Data for review ▸
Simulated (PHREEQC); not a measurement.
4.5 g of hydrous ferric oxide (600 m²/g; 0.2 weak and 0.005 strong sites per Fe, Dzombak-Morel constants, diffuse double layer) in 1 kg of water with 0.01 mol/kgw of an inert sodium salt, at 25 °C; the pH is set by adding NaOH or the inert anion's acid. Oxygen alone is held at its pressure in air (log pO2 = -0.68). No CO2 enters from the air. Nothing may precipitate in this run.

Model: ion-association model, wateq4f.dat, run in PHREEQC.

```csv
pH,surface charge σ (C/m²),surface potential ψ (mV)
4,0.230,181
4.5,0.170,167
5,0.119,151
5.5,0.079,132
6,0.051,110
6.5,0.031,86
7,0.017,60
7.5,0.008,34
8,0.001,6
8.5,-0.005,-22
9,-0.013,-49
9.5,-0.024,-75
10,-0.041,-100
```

Brief ▸ A verbatim transcription is needed of the lines above, starting at the line with "4.5 g of hydrous" and ending at the line with "Model: ion-association model, wateq4f.dat, run", both included, and of nothing else.

Response area ▸
4.5 g of hydrous ferric oxide (600 m²/g; 0.2 weak and 0.005 strong sites per Fe, Dzombak-Morel constants, diffuse double layer) in 1 kg of water with 0.01 mol/kgw of an inert sodium salt, at 25 °C; the pH is set by adding NaOH or the inert anion's acid. Oxygen alone is held at its pressure in air (log pO2 = -0.68). No CO2 enters from the air. Nothing may precipitate in this run.

Model: ion-association model, wateq4f.dat, run in PHREEQC.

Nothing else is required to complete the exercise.